- **Entries supplied**:

[Start of section]

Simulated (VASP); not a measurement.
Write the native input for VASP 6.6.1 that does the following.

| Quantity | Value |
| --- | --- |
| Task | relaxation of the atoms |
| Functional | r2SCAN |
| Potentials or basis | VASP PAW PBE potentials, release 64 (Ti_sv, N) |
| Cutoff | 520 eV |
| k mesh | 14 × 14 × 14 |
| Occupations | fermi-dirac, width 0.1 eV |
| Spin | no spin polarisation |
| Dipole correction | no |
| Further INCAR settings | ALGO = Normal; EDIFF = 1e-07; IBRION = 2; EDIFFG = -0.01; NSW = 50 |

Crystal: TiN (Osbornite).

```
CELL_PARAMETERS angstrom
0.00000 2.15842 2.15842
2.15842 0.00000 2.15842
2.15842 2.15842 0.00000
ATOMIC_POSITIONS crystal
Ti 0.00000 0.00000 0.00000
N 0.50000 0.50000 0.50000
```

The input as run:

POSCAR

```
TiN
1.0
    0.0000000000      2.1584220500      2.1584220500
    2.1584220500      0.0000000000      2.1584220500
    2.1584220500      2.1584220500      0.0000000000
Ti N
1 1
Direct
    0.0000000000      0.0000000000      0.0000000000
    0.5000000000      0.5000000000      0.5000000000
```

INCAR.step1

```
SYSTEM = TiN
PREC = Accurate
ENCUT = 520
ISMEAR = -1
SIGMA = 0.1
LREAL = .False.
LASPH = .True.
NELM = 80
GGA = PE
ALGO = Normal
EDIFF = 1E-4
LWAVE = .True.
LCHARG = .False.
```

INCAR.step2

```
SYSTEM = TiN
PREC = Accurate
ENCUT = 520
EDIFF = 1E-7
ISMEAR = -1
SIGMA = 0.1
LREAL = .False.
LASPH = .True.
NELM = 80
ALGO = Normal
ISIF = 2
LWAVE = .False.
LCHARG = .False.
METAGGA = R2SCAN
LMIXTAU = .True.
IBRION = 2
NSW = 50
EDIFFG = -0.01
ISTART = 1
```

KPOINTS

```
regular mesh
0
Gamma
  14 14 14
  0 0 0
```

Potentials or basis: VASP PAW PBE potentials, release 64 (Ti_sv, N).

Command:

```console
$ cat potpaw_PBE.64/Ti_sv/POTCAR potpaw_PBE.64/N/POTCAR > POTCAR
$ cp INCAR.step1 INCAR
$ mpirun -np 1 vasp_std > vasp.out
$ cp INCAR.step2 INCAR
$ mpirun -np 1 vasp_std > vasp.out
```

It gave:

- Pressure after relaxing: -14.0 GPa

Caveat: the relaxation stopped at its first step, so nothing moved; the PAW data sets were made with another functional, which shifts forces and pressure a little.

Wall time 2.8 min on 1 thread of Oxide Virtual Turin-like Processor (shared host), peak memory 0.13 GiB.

[End of section]

- **Work task**: Return only the lines between the one holding "-0.01; NSW = 50 |" and the one holding "Caveat: the relaxation", inclusive, exactly as they appear above.

- **Response area**:
| Further INCAR settings | ALGO = Normal; EDIFF = 1e-07; IBRION = 2; EDIFFG = -0.01; NSW = 50 |

Crystal: TiN (Osbornite).

```
CELL_PARAMETERS angstrom
0.00000 2.15842 2.15842
2.15842 0.00000 2.15842
2.15842 2.15842 0.00000
ATOMIC_POSITIONS crystal
Ti 0.00000 0.00000 0.00000
N 0.50000 0.50000 0.50000
```

The input as run:

POSCAR

```
TiN
1.0
    0.0000000000      2.1584220500      2.1584220500
    2.1584220500      0.0000000000      2.1584220500
    2.1584220500      2.1584220500      0.0000000000
Ti N
1 1
Direct
    0.0000000000      0.0000000000      0.0000000000
    0.5000000000      0.5000000000      0.5000000000
```

INCAR.step1

```
SYSTEM = TiN
PREC = Accurate
ENCUT = 520
ISMEAR = -1
SIGMA = 0.1
LREAL = .False.
LASPH = .True.
NELM = 80
GGA = PE
ALGO = Normal
EDIFF = 1E-4
LWAVE = .True.
LCHARG = .False.
```

INCAR.step2

```
SYSTEM = TiN
PREC = Accurate
ENCUT = 520
EDIFF = 1E-7
ISMEAR = -1
SIGMA = 0.1
LREAL = .False.
LASPH = .True.
NELM = 80
ALGO = Normal
ISIF = 2
LWAVE = .False.
LCHARG = .False.
METAGGA = R2SCAN
LMIXTAU = .True.
IBRION = 2
NSW = 50
EDIFFG = -0.01
ISTART = 1
```

KPOINTS

```
regular mesh
0
Gamma
  14 14 14
  0 0 0
```

Potentials or basis: VASP PAW PBE potentials, release 64 (Ti_sv, N).

Command:

```console
$ cat potpaw_PBE.64/Ti_sv/POTCAR potpaw_PBE.64/N/POTCAR > POTCAR
$ cp INCAR.step1 INCAR
$ mpirun -np 1 vasp_std > vasp.out
$ cp INCAR.step2 INCAR
$ mpirun -np 1 vasp_std > vasp.out
```

It gave:

- Pressure after relaxing: -14.0 GPa

Caveat: the relaxation stopped at its first step, so nothing moved; the PAW data sets were made with another functional, which shifts forces and pressure a little.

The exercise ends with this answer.